-------- Exercise data --------

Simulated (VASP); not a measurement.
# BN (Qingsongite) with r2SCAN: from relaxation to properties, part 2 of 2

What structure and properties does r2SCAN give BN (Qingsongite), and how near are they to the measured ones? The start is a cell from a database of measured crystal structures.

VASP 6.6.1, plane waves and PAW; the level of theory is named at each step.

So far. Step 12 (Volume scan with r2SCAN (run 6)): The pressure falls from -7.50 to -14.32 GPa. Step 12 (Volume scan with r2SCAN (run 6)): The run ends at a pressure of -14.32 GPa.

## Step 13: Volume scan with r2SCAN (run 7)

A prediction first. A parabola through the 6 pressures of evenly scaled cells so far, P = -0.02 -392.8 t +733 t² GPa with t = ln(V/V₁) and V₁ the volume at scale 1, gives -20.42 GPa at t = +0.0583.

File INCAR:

--------

• [Task item] Start at the first line of the material and write everything out exactly.

• [Solution]
Simulated (VASP); not a measurement.
# BN (Qingsongite) with r2SCAN: from relaxation to properties, part 2 of 2

What structure and properties does r2SCAN give BN (Qingsongite), and how near are they to the measured ones? The start is a cell from a database of measured crystal structures.

VASP 6.6.1, plane waves and PAW; the level of theory is named at each step.

So far. Step 12 (Volume scan with r2SCAN (run 6)): The pressure falls from -7.50 to -14.32 GPa. Step 12 (Volume scan with r2SCAN (run 6)): The run ends at a pressure of -14.32 GPa.

## Step 13: Volume scan with r2SCAN (run 7)

A prediction first. A parabola through the 6 pressures of evenly scaled cells so far, P = -0.02 -392.8 t +733 t² GPa with t = ln(V/V₁) and V₁ the volume at scale 1, gives -20.42 GPa at t = +0.0583.

File INCAR:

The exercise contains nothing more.